Data listing:
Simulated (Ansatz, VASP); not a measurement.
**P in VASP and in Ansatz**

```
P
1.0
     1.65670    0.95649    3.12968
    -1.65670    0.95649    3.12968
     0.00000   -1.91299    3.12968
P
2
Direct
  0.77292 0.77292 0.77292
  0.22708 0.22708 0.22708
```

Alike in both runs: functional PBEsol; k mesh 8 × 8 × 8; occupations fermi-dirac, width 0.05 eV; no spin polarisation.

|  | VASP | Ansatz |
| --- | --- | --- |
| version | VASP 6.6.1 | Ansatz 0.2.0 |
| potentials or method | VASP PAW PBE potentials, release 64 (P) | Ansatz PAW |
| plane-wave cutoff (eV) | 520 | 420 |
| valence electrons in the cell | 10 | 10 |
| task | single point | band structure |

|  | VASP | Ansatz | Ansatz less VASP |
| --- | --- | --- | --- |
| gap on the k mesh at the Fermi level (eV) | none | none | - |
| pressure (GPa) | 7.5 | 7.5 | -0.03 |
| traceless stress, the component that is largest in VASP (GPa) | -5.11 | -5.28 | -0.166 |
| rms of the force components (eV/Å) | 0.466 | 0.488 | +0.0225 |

Activity: Write out all the records again, exactly as they appear.

Task output:
Simulated (Ansatz, VASP); not a measurement.
**P in VASP and in Ansatz**

```
P
1.0
     1.65670    0.95649    3.12968
    -1.65670    0.95649    3.12968
     0.00000   -1.91299    3.12968
P
2
Direct
  0.77292 0.77292 0.77292
  0.22708 0.22708 0.22708
```

Alike in both runs: functional PBEsol; k mesh 8 × 8 × 8; occupations fermi-dirac, width 0.05 eV; no spin polarisation.

|  | VASP | Ansatz |
| --- | --- | --- |
| version | VASP 6.6.1 | Ansatz 0.2.0 |
| potentials or method | VASP PAW PBE potentials, release 64 (P) | Ansatz PAW |
| plane-wave cutoff (eV) | 520 | 420 |
| valence electrons in the cell | 10 | 10 |
| task | single point | band structure |

|  | VASP | Ansatz | Ansatz less VASP |
| --- | --- | --- | --- |
| gap on the k mesh at the Fermi level (eV) | none | none | - |
| pressure (GPa) | 7.5 | 7.5 | -0.03 |
| traceless stress, the component that is largest in VASP (GPa) | -5.11 | -5.28 | -0.166 |
| rms of the force components (eV/Å) | 0.466 | 0.488 | +0.0225 |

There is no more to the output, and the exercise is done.